Assignment: Extract the complete data exactly as given.

Extracted information:
———

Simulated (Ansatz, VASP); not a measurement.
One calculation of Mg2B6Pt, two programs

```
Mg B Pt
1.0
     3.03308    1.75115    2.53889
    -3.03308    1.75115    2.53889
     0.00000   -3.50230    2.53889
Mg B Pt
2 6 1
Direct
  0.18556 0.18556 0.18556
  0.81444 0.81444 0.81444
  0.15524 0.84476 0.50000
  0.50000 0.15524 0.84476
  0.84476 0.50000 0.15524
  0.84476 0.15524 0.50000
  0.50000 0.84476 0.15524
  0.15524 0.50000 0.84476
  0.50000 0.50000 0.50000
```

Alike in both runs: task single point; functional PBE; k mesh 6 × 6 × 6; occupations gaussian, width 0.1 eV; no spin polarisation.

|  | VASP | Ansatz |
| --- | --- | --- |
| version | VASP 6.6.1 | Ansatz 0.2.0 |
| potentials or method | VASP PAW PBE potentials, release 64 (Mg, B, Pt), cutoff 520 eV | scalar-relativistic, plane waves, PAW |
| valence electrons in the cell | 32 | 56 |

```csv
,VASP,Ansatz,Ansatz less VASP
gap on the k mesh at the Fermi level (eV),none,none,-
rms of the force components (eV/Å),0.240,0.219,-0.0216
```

———

Expected answer:
Simulated (Ansatz, VASP); not a measurement.
One calculation of Mg2B6Pt, two programs

```
Mg B Pt
1.0
     3.03308    1.75115    2.53889
    -3.03308    1.75115    2.53889
     0.00000   -3.50230    2.53889
Mg B Pt
2 6 1
Direct
  0.18556 0.18556 0.18556
  0.81444 0.81444 0.81444
  0.15524 0.84476 0.50000
  0.50000 0.15524 0.84476
  0.84476 0.50000 0.15524
  0.84476 0.15524 0.50000
  0.50000 0.84476 0.15524
  0.15524 0.50000 0.84476
  0.50000 0.50000 0.50000
```

Alike in both runs: task single point; functional PBE; k mesh 6 × 6 × 6; occupations gaussian, width 0.1 eV; no spin polarisation.

|  | VASP | Ansatz |
| --- | --- | --- |
| version | VASP 6.6.1 | Ansatz 0.2.0 |
| potentials or method | VASP PAW PBE potentials, release 64 (Mg, B, Pt), cutoff 520 eV | scalar-relativistic, plane waves, PAW |
| valence electrons in the cell | 32 | 56 |

```csv
,VASP,Ansatz,Ansatz less VASP
gap on the k mesh at the Fermi level (eV),none,none,-
rms of the force components (eV/Å),0.240,0.219,-0.0216
```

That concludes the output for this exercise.